◆ **Brief**: Make an exact copy of the lines below.

# # # #
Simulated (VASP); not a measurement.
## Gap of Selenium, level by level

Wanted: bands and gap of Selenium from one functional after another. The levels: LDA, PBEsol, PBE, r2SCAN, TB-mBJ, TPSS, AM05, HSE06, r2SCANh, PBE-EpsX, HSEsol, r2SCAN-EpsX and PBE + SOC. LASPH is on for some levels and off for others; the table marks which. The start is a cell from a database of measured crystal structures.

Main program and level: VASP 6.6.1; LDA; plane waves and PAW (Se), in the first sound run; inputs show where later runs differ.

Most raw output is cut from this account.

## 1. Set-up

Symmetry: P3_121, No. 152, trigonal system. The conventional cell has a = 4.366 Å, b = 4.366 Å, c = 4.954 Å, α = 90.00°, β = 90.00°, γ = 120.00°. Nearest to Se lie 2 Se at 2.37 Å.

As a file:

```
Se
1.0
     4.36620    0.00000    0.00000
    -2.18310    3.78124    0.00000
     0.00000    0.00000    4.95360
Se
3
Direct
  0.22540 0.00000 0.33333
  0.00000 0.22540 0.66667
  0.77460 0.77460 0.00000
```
# # # #

◆ **Expected answer**:
Simulated (VASP); not a measurement.
## Gap of Selenium, level by level

Wanted: bands and gap of Selenium from one functional after another. The levels: LDA, PBEsol, PBE, r2SCAN, TB-mBJ, TPSS, AM05, HSE06, r2SCANh, PBE-EpsX, HSEsol, r2SCAN-EpsX and PBE + SOC. LASPH is on for some levels and off for others; the table marks which. The start is a cell from a database of measured crystal structures.

Main program and level: VASP 6.6.1; LDA; plane waves and PAW (Se), in the first sound run; inputs show where later runs differ.

Most raw output is cut from this account.

## 1. Set-up

Symmetry: P3_121, No. 152, trigonal system. The conventional cell has a = 4.366 Å, b = 4.366 Å, c = 4.954 Å, α = 90.00°, β = 90.00°, γ = 120.00°. Nearest to Se lie 2 Se at 2.37 Å.

As a file:

```
Se
1.0
     4.36620    0.00000    0.00000
    -2.18310    3.78124    0.00000
     0.00000    0.00000    4.95360
Se
3
Direct
  0.22540 0.00000 0.33333
  0.00000 0.22540 0.66667
  0.77460 0.77460 0.00000
```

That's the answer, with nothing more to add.